DATA EXCERPTS
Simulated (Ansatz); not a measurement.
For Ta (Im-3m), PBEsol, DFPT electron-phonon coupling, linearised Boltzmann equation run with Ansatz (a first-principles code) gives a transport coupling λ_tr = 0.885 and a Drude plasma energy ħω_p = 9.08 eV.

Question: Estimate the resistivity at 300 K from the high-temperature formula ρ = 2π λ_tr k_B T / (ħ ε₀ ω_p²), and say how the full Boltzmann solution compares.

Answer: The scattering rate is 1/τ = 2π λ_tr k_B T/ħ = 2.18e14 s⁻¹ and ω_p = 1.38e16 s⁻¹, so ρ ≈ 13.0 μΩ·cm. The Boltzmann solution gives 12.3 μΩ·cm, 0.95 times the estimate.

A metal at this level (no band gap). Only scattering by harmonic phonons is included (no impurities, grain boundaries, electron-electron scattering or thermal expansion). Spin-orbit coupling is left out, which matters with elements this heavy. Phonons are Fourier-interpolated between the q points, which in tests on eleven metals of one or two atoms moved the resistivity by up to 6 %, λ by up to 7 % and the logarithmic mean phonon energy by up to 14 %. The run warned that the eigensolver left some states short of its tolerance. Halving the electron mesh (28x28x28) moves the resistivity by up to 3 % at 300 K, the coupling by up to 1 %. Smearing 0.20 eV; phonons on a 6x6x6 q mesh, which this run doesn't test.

ACTION ITEM
Only the lines above starting at the line that holds "Question: Estimate the" and ending at the line that holds "Answer: The scattering" are to be repeated, exactly and in full.

ANSWER SPACE
Question: Estimate the resistivity at 300 K from the high-temperature formula ρ = 2π λ_tr k_B T / (ħ ε₀ ω_p²), and say how the full Boltzmann solution compares.

Answer: The scattering rate is 1/τ = 2π λ_tr k_B T/ħ = 2.18e14 s⁻¹ and ω_p = 1.38e16 s⁻¹, so ρ ≈ 13.0 μΩ·cm. The Boltzmann solution gives 12.3 μΩ·cm, 0.95 times the estimate.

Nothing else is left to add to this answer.